══ Supplied records ══

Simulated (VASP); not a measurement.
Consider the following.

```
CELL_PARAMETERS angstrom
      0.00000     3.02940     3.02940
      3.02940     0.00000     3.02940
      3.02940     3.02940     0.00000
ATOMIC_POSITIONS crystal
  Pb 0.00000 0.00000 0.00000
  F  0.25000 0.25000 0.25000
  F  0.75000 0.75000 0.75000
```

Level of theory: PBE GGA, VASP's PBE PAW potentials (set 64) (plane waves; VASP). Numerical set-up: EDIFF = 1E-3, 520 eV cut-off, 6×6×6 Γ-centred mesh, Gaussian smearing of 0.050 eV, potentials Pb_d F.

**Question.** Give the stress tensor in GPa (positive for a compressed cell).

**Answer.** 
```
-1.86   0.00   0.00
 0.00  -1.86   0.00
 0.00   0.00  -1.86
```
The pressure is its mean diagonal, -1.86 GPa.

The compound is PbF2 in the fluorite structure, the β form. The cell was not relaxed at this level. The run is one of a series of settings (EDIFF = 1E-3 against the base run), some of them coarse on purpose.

═══

▸ **Assignment**
Above are the records; from them, give again exactly the lines from the one containing "a compressed cell)." through the one containing "The pressure is its mean diagonal, -1.86 GPa.", both included.

▸ **Task output**
**Question.** Give the stress tensor in GPa (positive for a compressed cell).

**Answer.** 
```
-1.86   0.00   0.00
 0.00  -1.86   0.00
 0.00   0.00  -1.86
```
The pressure is its mean diagonal, -1.86 GPa.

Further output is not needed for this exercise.